**DATA SECTION**.
• • • •
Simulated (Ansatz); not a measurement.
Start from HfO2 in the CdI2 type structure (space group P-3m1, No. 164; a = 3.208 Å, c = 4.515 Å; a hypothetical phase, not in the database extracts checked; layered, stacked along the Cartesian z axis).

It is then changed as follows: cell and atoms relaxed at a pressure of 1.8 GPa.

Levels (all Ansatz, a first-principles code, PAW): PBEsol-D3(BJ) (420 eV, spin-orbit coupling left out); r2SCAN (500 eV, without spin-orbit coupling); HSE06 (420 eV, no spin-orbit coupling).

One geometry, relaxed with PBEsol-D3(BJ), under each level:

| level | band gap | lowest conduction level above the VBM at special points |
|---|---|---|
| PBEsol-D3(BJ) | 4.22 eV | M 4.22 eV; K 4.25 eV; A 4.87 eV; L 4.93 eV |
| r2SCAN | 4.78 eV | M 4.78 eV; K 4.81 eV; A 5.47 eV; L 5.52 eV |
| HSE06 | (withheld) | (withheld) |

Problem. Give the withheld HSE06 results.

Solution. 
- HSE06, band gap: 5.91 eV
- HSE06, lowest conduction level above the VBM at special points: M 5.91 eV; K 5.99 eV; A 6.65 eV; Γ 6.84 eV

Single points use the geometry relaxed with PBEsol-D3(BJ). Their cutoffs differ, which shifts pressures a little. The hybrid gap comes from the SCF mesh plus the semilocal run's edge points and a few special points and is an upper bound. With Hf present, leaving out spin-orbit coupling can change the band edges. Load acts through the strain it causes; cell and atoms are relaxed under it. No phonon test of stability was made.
• • • •

**ASSIGNMENT**. Print exactly the lines from the beginning of the entries through the line with "Start from HfO2". Output nothing more.

**SOLUTION**.
Simulated (Ansatz); not a measurement.
Start from HfO2 in the CdI2 type structure (space group P-3m1, No. 164; a = 3.208 Å, c = 4.515 Å; a hypothetical phase, not in the database extracts checked; layered, stacked along the Cartesian z axis).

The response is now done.